##########

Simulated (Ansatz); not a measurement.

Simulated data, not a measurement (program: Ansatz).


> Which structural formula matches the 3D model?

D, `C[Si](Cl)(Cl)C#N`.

##########

- ASSIGNMENT -
Up to and including the line with "the 3D model?", restate the records above word for word from the very first line.

- RESPONSE -
Simulated (Ansatz); not a measurement.

Simulated data, not a measurement (program: Ansatz).


> Which structural formula matches the 3D model?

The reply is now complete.